## Requirement
From the entries that follow, copy exactly the lines beginning at the line holding "Both levels end" and continuing through the line holding "The run could".

## Material provided
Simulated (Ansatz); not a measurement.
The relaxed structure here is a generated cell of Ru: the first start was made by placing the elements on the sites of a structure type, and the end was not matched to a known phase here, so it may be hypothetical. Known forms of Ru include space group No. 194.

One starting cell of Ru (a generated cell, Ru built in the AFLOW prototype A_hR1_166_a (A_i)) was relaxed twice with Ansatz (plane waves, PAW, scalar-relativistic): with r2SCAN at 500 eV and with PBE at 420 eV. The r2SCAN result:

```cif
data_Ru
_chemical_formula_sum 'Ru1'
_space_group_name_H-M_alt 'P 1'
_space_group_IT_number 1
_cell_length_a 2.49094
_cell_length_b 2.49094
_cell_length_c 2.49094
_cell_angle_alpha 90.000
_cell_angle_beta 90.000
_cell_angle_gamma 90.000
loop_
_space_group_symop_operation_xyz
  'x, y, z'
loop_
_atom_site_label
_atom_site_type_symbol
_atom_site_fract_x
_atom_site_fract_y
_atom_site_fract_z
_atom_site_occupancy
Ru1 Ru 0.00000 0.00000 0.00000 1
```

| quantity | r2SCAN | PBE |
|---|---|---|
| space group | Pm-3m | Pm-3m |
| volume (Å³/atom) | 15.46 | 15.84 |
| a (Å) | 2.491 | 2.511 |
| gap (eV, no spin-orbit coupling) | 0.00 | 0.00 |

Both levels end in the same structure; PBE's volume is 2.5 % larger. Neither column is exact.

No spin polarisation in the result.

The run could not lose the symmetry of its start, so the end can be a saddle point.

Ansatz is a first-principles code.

## Exercise output
Both levels end in the same structure; PBE's volume is 2.5 % larger. Neither column is exact.

No spin polarisation in the result.

The run could not lose the symmetry of its start, so the end can be a saddle point.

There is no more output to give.